• Work order: Please return the whole listing. Keep each line exactly the same.

• Provided data:
=====

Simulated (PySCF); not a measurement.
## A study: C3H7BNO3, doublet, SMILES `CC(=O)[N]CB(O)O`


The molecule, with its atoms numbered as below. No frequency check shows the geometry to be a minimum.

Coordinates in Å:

=====

• Exercise answer:
Simulated (PySCF); not a measurement.
## A study: C3H7BNO3, doublet, SMILES `CC(=O)[N]CB(O)O`


The molecule, with its atoms numbered as below. No frequency check shows the geometry to be a minimum.

Coordinates in Å:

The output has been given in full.